Work item: Retype every entry exactly, down to the last character.

Given records:
((

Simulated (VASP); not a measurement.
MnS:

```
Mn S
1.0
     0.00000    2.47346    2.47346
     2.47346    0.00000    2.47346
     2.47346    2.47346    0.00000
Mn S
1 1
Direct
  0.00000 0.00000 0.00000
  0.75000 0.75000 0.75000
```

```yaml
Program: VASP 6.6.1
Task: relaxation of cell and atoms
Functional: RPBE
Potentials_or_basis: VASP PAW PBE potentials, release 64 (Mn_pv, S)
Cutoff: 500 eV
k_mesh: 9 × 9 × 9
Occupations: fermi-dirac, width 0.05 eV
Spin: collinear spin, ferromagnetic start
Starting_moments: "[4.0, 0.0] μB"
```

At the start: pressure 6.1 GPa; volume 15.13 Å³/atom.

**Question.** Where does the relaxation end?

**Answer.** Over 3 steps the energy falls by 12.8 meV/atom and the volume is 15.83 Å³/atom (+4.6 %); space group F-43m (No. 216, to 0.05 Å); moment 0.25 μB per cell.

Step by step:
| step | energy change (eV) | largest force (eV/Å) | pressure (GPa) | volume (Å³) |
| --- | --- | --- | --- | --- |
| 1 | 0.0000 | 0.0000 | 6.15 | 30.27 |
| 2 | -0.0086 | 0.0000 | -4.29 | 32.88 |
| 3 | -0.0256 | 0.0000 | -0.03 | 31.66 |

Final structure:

))

Task solution:
Simulated (VASP); not a measurement.
MnS:

```
Mn S
1.0
     0.00000    2.47346    2.47346
     2.47346    0.00000    2.47346
     2.47346    2.47346    0.00000
Mn S
1 1
Direct
  0.00000 0.00000 0.00000
  0.75000 0.75000 0.75000
```

```yaml
Program: VASP 6.6.1
Task: relaxation of cell and atoms
Functional: RPBE
Potentials_or_basis: VASP PAW PBE potentials, release 64 (Mn_pv, S)
Cutoff: 500 eV
k_mesh: 9 × 9 × 9
Occupations: fermi-dirac, width 0.05 eV
Spin: collinear spin, ferromagnetic start
Starting_moments: "[4.0, 0.0] μB"
```

At the start: pressure 6.1 GPa; volume 15.13 Å³/atom.

**Question.** Where does the relaxation end?

**Answer.** Over 3 steps the energy falls by 12.8 meV/atom and the volume is 15.83 Å³/atom (+4.6 %); space group F-43m (No. 216, to 0.05 Å); moment 0.25 μB per cell.

Step by step:
| step | energy change (eV) | largest force (eV/Å) | pressure (GPa) | volume (Å³) |
| --- | --- | --- | --- | --- |
| 1 | 0.0000 | 0.0000 | 6.15 | 30.27 |
| 2 | -0.0086 | 0.0000 | -4.29 | 32.88 |
| 3 | -0.0256 | 0.0000 | -0.03 | 31.66 |

Final structure:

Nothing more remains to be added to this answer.